___ RECORDS SUPPLIED

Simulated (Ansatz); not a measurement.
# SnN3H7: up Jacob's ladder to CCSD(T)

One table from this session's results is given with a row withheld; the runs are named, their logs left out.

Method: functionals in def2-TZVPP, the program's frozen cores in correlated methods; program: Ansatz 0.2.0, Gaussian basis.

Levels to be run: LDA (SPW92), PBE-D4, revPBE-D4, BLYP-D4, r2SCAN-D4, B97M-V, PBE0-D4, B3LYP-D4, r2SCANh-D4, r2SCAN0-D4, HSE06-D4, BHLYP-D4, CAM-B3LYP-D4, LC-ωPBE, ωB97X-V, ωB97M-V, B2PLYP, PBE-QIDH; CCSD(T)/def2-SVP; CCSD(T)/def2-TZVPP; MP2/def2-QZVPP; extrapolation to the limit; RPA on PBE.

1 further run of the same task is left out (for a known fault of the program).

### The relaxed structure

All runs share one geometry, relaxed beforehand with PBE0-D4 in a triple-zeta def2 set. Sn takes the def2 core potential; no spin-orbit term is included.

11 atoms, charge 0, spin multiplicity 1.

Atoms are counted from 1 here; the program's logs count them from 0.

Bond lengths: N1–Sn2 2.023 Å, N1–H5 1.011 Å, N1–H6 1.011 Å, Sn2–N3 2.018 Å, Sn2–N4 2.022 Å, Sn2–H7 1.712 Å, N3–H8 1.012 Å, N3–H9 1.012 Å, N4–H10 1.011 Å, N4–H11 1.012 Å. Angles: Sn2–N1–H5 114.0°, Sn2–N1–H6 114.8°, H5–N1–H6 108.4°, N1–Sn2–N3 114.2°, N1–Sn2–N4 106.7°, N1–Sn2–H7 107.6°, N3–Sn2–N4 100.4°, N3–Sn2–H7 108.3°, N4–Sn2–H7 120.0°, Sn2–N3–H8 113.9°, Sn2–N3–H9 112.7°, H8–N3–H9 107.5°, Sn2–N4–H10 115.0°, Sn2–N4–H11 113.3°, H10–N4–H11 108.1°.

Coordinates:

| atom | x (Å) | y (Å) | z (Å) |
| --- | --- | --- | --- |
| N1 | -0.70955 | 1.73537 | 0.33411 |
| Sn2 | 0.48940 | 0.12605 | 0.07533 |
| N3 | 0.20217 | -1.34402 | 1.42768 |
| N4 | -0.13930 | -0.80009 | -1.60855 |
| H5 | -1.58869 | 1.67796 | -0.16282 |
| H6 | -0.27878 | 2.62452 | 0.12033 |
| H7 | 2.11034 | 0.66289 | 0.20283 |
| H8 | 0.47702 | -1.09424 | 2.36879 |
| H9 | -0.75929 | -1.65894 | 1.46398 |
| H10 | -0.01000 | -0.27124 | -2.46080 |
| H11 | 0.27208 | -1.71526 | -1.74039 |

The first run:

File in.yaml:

______

TASK ITEM: Your reply is to repeat, unchanged, the lines above running from the one with "Method: functionals in" up to and including the one with "All runs share".

EXPECTED ANSWER:
Method: functionals in def2-TZVPP, the program's frozen cores in correlated methods; program: Ansatz 0.2.0, Gaussian basis.

Levels to be run: LDA (SPW92), PBE-D4, revPBE-D4, BLYP-D4, r2SCAN-D4, B97M-V, PBE0-D4, B3LYP-D4, r2SCANh-D4, r2SCAN0-D4, HSE06-D4, BHLYP-D4, CAM-B3LYP-D4, LC-ωPBE, ωB97X-V, ωB97M-V, B2PLYP, PBE-QIDH; CCSD(T)/def2-SVP; CCSD(T)/def2-TZVPP; MP2/def2-QZVPP; extrapolation to the limit; RPA on PBE.

1 further run of the same task is left out (for a known fault of the program).

### The relaxed structure

All runs share one geometry, relaxed beforehand with PBE0-D4 in a triple-zeta def2 set. Sn takes the def2 core potential; no spin-orbit term is included.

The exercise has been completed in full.